■ ■ ■ ■ ■

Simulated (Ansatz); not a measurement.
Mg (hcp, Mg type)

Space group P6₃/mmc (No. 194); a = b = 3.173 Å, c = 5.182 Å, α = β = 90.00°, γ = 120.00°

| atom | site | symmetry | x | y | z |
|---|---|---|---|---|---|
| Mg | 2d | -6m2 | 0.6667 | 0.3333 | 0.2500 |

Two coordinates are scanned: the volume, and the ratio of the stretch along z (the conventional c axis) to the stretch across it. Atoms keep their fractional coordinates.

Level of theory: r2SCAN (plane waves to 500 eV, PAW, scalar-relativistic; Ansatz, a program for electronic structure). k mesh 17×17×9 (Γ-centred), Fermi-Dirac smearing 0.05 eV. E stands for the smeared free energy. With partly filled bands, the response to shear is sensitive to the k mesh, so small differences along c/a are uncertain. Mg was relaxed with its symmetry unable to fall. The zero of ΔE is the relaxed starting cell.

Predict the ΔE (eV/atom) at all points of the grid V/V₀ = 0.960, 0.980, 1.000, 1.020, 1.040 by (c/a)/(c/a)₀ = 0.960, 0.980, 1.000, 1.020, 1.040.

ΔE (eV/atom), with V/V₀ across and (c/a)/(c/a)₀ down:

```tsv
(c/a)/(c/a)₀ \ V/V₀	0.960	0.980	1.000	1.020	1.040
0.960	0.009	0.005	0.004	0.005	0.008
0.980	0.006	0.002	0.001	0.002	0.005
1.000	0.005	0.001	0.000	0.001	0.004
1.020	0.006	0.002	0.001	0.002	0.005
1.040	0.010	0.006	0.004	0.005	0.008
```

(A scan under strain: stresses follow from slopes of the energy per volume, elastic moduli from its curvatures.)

■ ■ ■ ■ ■

| TASK ITEM |
What you return should be the lines from the start of the data through the line with "Two coordinates are", quoted exactly and nothing more.

| EXERCISE RESULT |
Simulated (Ansatz); not a measurement.
Mg (hcp, Mg type)

Space group P6₃/mmc (No. 194); a = b = 3.173 Å, c = 5.182 Å, α = β = 90.00°, γ = 120.00°

| atom | site | symmetry | x | y | z |
|---|---|---|---|---|---|
| Mg | 2d | -6m2 | 0.6667 | 0.3333 | 0.2500 |

Two coordinates are scanned: the volume, and the ratio of the stretch along z (the conventional c axis) to the stretch across it. Atoms keep their fractional coordinates.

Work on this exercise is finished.